- Work item
Reproduce the first line of the material below and each line after it, exactly, through the line containing "Task: Estimate the wall time of this run.", and give nothing more.

[[ Provided data open ]]
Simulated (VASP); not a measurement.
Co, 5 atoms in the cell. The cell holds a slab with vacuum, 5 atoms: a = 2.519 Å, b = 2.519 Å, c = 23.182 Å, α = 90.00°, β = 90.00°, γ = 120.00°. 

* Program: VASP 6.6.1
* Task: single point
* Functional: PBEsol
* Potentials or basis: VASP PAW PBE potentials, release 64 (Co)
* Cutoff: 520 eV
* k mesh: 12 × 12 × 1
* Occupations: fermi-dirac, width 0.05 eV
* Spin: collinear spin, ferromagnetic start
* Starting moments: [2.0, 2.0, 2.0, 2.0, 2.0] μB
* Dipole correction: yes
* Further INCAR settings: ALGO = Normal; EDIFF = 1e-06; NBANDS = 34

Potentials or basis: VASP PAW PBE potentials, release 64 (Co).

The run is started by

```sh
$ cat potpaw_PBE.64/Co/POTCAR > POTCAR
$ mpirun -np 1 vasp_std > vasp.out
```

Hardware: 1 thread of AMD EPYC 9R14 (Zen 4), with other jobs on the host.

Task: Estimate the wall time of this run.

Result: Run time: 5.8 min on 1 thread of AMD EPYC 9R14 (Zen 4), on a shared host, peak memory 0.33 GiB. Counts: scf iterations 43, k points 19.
[[ Provided data closed ]]

- Result
Simulated (VASP); not a measurement.
Co, 5 atoms in the cell. The cell holds a slab with vacuum, 5 atoms: a = 2.519 Å, b = 2.519 Å, c = 23.182 Å, α = 90.00°, β = 90.00°, γ = 120.00°. 

* Program: VASP 6.6.1
* Task: single point
* Functional: PBEsol
* Potentials or basis: VASP PAW PBE potentials, release 64 (Co)
* Cutoff: 520 eV
* k mesh: 12 × 12 × 1
* Occupations: fermi-dirac, width 0.05 eV
* Spin: collinear spin, ferromagnetic start
* Starting moments: [2.0, 2.0, 2.0, 2.0, 2.0] μB
* Dipole correction: yes
* Further INCAR settings: ALGO = Normal; EDIFF = 1e-06; NBANDS = 34

Potentials or basis: VASP PAW PBE potentials, release 64 (Co).

The run is started by

```sh
$ cat potpaw_PBE.64/Co/POTCAR > POTCAR
$ mpirun -np 1 vasp_std > vasp.out
```

Hardware: 1 thread of AMD EPYC 9R14 (Zen 4), with other jobs on the host.

Task: Estimate the wall time of this run.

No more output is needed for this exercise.